> _Activity_:
Would you reproduce the entries exactly, including every line?

-- Records supplied follows --

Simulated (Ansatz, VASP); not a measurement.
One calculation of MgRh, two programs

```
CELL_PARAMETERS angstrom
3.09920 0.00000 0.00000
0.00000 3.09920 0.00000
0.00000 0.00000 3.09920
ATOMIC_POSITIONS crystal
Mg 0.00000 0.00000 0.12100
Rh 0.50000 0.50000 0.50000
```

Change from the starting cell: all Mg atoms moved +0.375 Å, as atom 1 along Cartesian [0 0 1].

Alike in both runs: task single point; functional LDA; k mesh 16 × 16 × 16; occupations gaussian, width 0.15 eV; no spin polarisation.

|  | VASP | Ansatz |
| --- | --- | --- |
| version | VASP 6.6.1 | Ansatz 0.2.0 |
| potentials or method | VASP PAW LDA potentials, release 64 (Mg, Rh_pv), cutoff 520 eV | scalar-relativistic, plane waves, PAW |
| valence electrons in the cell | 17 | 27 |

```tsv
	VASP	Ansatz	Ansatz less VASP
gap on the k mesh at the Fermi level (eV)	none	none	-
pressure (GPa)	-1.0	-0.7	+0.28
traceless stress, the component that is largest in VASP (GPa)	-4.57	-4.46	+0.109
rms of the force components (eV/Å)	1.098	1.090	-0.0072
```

-- Records supplied concluded --

> _Response_:
Simulated (Ansatz, VASP); not a measurement.
One calculation of MgRh, two programs

```
CELL_PARAMETERS angstrom
3.09920 0.00000 0.00000
0.00000 3.09920 0.00000
0.00000 0.00000 3.09920
ATOMIC_POSITIONS crystal
Mg 0.00000 0.00000 0.12100
Rh 0.50000 0.50000 0.50000
```

Change from the starting cell: all Mg atoms moved +0.375 Å, as atom 1 along Cartesian [0 0 1].

Alike in both runs: task single point; functional LDA; k mesh 16 × 16 × 16; occupations gaussian, width 0.15 eV; no spin polarisation.

|  | VASP | Ansatz |
| --- | --- | --- |
| version | VASP 6.6.1 | Ansatz 0.2.0 |
| potentials or method | VASP PAW LDA potentials, release 64 (Mg, Rh_pv), cutoff 520 eV | scalar-relativistic, plane waves, PAW |
| valence electrons in the cell | 17 | 27 |

```tsv
	VASP	Ansatz	Ansatz less VASP
gap on the k mesh at the Fermi level (eV)	none	none	-
pressure (GPa)	-1.0	-0.7	+0.28
traceless stress, the component that is largest in VASP (GPa)	-4.57	-4.46	+0.109
rms of the force components (eV/Å)	1.098	1.090	-0.0072
```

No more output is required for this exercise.